▼▼▼

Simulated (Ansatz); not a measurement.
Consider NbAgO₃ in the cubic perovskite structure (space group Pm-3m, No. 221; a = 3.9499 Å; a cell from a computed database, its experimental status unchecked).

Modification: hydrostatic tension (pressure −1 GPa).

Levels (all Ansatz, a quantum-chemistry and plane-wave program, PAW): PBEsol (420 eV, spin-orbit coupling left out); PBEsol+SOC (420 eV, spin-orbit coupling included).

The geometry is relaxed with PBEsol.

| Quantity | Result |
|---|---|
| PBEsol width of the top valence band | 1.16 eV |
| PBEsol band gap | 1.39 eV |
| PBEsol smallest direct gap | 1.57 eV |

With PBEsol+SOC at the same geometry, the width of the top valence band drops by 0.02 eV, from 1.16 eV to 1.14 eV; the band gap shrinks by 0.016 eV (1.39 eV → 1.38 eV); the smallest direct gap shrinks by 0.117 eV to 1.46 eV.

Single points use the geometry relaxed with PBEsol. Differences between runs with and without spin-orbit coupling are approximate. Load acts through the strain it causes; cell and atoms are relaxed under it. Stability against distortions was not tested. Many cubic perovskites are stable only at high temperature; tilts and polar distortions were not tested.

▲▲▲

→ **Task item**
Reproduce all of the entries word for word.

→ **Exercise answer**
Simulated (Ansatz); not a measurement.
Consider NbAgO₃ in the cubic perovskite structure (space group Pm-3m, No. 221; a = 3.9499 Å; a cell from a computed database, its experimental status unchecked).

Modification: hydrostatic tension (pressure −1 GPa).

Levels (all Ansatz, a quantum-chemistry and plane-wave program, PAW): PBEsol (420 eV, spin-orbit coupling left out); PBEsol+SOC (420 eV, spin-orbit coupling included).

The geometry is relaxed with PBEsol.

| Quantity | Result |
|---|---|
| PBEsol width of the top valence band | 1.16 eV |
| PBEsol band gap | 1.39 eV |
| PBEsol smallest direct gap | 1.57 eV |

With PBEsol+SOC at the same geometry, the width of the top valence band drops by 0.02 eV, from 1.16 eV to 1.14 eV; the band gap shrinks by 0.016 eV (1.39 eV → 1.38 eV); the smallest direct gap shrinks by 0.117 eV to 1.46 eV.

Single points use the geometry relaxed with PBEsol. Differences between runs with and without spin-orbit coupling are approximate. Load acts through the strain it causes; cell and atoms are relaxed under it. Stability against distortions was not tested. Many cubic perovskites are stable only at high temperature; tilts and polar distortions were not tested.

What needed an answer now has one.